WORK ITEM: Would you transcribe all of the entries that follow, word for word?

AVAILABLE DATA:
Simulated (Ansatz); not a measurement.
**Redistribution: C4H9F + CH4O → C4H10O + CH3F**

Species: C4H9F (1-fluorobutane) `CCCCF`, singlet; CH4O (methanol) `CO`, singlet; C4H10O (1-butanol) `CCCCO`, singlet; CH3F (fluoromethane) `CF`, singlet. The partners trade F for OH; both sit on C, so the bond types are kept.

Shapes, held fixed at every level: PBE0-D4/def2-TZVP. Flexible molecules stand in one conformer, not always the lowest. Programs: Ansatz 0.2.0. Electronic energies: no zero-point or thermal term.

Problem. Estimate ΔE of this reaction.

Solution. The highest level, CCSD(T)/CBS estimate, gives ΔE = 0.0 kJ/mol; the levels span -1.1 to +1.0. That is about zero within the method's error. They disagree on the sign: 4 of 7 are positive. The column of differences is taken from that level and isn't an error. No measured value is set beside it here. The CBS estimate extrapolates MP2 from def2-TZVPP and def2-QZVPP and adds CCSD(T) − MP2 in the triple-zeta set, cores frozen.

ANSWER AREA:
Simulated (Ansatz); not a measurement.
**Redistribution: C4H9F + CH4O → C4H10O + CH3F**

Species: C4H9F (1-fluorobutane) `CCCCF`, singlet; CH4O (methanol) `CO`, singlet; C4H10O (1-butanol) `CCCCO`, singlet; CH3F (fluoromethane) `CF`, singlet. The partners trade F for OH; both sit on C, so the bond types are kept.

Shapes, held fixed at every level: PBE0-D4/def2-TZVP. Flexible molecules stand in one conformer, not always the lowest. Programs: Ansatz 0.2.0. Electronic energies: no zero-point or thermal term.

Problem. Estimate ΔE of this reaction.

Solution. The highest level, CCSD(T)/CBS estimate, gives ΔE = 0.0 kJ/mol; the levels span -1.1 to +1.0. That is about zero within the method's error. They disagree on the sign: 4 of 7 are positive. The column of differences is taken from that level and isn't an error. No measured value is set beside it here. The CBS estimate extrapolates MP2 from def2-TZVPP and def2-QZVPP and adds CCSD(T) − MP2 in the triple-zeta set, cores frozen.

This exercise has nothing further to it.